**BRIEF:** Could you retype the listing beneath, keeping each line exactly as it is?

**SOURCE INFORMATION:**
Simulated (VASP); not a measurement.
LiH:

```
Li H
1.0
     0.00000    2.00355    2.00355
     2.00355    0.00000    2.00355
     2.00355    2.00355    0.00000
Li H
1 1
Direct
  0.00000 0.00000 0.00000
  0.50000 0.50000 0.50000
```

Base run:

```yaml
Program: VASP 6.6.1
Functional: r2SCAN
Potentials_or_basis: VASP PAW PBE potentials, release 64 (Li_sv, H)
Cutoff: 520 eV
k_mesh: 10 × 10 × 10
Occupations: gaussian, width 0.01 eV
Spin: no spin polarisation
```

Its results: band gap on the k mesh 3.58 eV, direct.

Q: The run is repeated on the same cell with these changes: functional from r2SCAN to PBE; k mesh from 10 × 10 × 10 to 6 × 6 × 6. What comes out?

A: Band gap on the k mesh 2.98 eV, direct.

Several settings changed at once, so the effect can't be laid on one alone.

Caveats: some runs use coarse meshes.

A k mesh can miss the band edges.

**ANSWER SPACE:**
Simulated (VASP); not a measurement.
LiH:

```
Li H
1.0
     0.00000    2.00355    2.00355
     2.00355    0.00000    2.00355
     2.00355    2.00355    0.00000
Li H
1 1
Direct
  0.00000 0.00000 0.00000
  0.50000 0.50000 0.50000
```

Base run:

```yaml
Program: VASP 6.6.1
Functional: r2SCAN
Potentials_or_basis: VASP PAW PBE potentials, release 64 (Li_sv, H)
Cutoff: 520 eV
k_mesh: 10 × 10 × 10
Occupations: gaussian, width 0.01 eV
Spin: no spin polarisation
```

Its results: band gap on the k mesh 3.58 eV, direct.

Q: The run is repeated on the same cell with these changes: functional from r2SCAN to PBE; k mesh from 10 × 10 × 10 to 6 × 6 × 6. What comes out?

A: Band gap on the k mesh 2.98 eV, direct.

Several settings changed at once, so the effect can't be laid on one alone.

Caveats: some runs use coarse meshes.

A k mesh can miss the band edges.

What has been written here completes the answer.